→ GIVEN DATA:
%%

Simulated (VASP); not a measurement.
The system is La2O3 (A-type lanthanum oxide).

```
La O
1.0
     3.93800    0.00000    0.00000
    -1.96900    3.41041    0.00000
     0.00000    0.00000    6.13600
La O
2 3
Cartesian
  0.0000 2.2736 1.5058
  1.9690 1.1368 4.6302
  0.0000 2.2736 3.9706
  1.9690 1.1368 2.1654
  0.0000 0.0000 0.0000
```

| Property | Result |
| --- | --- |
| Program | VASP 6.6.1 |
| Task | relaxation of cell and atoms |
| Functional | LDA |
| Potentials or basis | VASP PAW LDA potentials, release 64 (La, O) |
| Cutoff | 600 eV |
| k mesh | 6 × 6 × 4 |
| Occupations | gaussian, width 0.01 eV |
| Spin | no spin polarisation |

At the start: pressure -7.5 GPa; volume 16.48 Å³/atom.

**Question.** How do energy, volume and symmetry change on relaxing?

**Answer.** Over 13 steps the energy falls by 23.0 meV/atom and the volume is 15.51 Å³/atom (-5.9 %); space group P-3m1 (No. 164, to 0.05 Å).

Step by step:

%%

→ WORK REQUEST: The data above needs to be given again exactly, with no line left out.

→ PROBLEM SOLUTION:
Simulated (VASP); not a measurement.
The system is La2O3 (A-type lanthanum oxide).

```
La O
1.0
     3.93800    0.00000    0.00000
    -1.96900    3.41041    0.00000
     0.00000    0.00000    6.13600
La O
2 3
Cartesian
  0.0000 2.2736 1.5058
  1.9690 1.1368 4.6302
  0.0000 2.2736 3.9706
  1.9690 1.1368 2.1654
  0.0000 0.0000 0.0000
```

| Property | Result |
| --- | --- |
| Program | VASP 6.6.1 |
| Task | relaxation of cell and atoms |
| Functional | LDA |
| Potentials or basis | VASP PAW LDA potentials, release 64 (La, O) |
| Cutoff | 600 eV |
| k mesh | 6 × 6 × 4 |
| Occupations | gaussian, width 0.01 eV |
| Spin | no spin polarisation |

At the start: pressure -7.5 GPa; volume 16.48 Å³/atom.

**Question.** How do energy, volume and symmetry change on relaxing?

**Answer.** Over 13 steps the energy falls by 23.0 meV/atom and the volume is 15.51 Å³/atom (-5.9 %); space group P-3m1 (No. 164, to 0.05 Å).

Step by step:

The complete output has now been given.